(Dataset extract):
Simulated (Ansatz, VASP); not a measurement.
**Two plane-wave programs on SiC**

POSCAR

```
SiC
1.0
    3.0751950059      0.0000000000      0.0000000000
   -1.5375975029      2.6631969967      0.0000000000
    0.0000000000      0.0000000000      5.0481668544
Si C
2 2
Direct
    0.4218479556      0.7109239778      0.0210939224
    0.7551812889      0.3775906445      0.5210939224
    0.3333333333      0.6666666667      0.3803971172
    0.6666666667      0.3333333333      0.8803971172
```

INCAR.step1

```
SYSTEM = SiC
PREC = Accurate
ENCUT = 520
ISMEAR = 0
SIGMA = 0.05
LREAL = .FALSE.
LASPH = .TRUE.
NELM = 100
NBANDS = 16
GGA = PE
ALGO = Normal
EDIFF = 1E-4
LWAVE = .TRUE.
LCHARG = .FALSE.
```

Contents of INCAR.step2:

(Task item):
Repeat the material in full, exactly as it stands.

(Task answer):
Simulated (Ansatz, VASP); not a measurement.
**Two plane-wave programs on SiC**

POSCAR

```
SiC
1.0
    3.0751950059      0.0000000000      0.0000000000
   -1.5375975029      2.6631969967      0.0000000000
    0.0000000000      0.0000000000      5.0481668544
Si C
2 2
Direct
    0.4218479556      0.7109239778      0.0210939224
    0.7551812889      0.3775906445      0.5210939224
    0.3333333333      0.6666666667      0.3803971172
    0.6666666667      0.3333333333      0.8803971172
```

INCAR.step1

```
SYSTEM = SiC
PREC = Accurate
ENCUT = 520
ISMEAR = 0
SIGMA = 0.05
LREAL = .FALSE.
LASPH = .TRUE.
NELM = 100
NBANDS = 16
GGA = PE
ALGO = Normal
EDIFF = 1E-4
LWAVE = .TRUE.
LCHARG = .FALSE.
```

Contents of INCAR.step2:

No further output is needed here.